* Work request
This task calls for the complete listing below, reproduced exactly.

Excerpted data below:

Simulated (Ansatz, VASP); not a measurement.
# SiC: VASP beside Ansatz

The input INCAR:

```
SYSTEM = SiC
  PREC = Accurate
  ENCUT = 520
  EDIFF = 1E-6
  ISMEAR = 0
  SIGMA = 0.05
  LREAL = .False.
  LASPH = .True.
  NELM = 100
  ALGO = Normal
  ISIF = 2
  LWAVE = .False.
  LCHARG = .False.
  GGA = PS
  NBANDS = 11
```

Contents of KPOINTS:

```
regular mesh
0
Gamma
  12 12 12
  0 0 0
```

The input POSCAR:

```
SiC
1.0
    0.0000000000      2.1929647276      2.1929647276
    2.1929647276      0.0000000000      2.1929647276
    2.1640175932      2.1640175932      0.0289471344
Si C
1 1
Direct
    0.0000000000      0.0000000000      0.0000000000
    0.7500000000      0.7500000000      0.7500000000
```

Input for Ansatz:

End of Excerpted data.

* Response
Simulated (Ansatz, VASP); not a measurement.
# SiC: VASP beside Ansatz

The input INCAR:

```
SYSTEM = SiC
  PREC = Accurate
  ENCUT = 520
  EDIFF = 1E-6
  ISMEAR = 0
  SIGMA = 0.05
  LREAL = .False.
  LASPH = .True.
  NELM = 100
  ALGO = Normal
  ISIF = 2
  LWAVE = .False.
  LCHARG = .False.
  GGA = PS
  NBANDS = 11
```

Contents of KPOINTS:

```
regular mesh
0
Gamma
  12 12 12
  0 0 0
```

The input POSCAR:

```
SiC
1.0
    0.0000000000      2.1929647276      2.1929647276
    2.1929647276      0.0000000000      2.1929647276
    2.1640175932      2.1640175932      0.0289471344
Si C
1 1
Direct
    0.0000000000      0.0000000000      0.0000000000
    0.7500000000      0.7500000000      0.7500000000
```

Input for Ansatz:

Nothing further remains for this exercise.